REQUIRED ACTION: Keep only the lines from the top of the listing through the one with "## Bond lengths", and reproduce them unaltered.

:: DATA LISTING

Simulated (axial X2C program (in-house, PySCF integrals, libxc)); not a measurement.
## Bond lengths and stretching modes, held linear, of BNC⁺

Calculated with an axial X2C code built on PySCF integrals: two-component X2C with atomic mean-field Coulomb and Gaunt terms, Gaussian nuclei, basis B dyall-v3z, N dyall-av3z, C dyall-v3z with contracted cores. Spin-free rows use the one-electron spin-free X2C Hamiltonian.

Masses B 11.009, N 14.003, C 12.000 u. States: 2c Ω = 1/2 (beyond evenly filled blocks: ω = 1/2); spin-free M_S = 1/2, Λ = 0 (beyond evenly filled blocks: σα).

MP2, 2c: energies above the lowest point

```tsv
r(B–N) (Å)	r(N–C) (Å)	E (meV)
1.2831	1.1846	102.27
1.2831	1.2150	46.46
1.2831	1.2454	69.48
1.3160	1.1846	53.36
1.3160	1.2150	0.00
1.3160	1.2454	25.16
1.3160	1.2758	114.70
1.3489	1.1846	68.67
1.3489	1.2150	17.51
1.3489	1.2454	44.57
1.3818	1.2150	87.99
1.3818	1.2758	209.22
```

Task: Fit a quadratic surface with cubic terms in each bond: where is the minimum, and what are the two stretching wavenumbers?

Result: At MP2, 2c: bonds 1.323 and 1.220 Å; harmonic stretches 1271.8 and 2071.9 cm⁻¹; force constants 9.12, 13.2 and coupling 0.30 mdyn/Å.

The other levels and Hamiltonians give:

::::

ANSWER AREA:
Simulated (axial X2C program (in-house, PySCF integrals, libxc)); not a measurement.
## Bond lengths and stretching modes, held linear, of BNC⁺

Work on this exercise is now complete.